INPUT DATA Block Start

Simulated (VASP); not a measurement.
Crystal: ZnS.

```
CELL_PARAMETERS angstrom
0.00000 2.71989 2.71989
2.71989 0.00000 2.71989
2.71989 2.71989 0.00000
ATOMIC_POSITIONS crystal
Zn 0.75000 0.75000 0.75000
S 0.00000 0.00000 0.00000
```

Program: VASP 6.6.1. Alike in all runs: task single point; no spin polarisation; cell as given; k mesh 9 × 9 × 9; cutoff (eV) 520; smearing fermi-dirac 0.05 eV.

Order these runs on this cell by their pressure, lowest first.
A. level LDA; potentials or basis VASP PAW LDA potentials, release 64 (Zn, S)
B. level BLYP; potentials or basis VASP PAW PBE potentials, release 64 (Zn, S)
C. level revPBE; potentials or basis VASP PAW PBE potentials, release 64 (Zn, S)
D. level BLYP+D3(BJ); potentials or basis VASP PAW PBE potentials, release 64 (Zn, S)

INPUT DATA Block End

• **EXERCISE**: All of the records above are to be printed again exactly as they appear.

• **WRITTEN ANSWER**:
Simulated (VASP); not a measurement.
Crystal: ZnS.

```
CELL_PARAMETERS angstrom
0.00000 2.71989 2.71989
2.71989 0.00000 2.71989
2.71989 2.71989 0.00000
ATOMIC_POSITIONS crystal
Zn 0.75000 0.75000 0.75000
S 0.00000 0.00000 0.00000
```

Program: VASP 6.6.1. Alike in all runs: task single point; no spin polarisation; cell as given; k mesh 9 × 9 × 9; cutoff (eV) 520; smearing fermi-dirac 0.05 eV.

Order these runs on this cell by their pressure, lowest first.
A. level LDA; potentials or basis VASP PAW LDA potentials, release 64 (Zn, S)
B. level BLYP; potentials or basis VASP PAW PBE potentials, release 64 (Zn, S)
C. level revPBE; potentials or basis VASP PAW PBE potentials, release 64 (Zn, S)
D. level BLYP+D3(BJ); potentials or basis VASP PAW PBE potentials, release 64 (Zn, S)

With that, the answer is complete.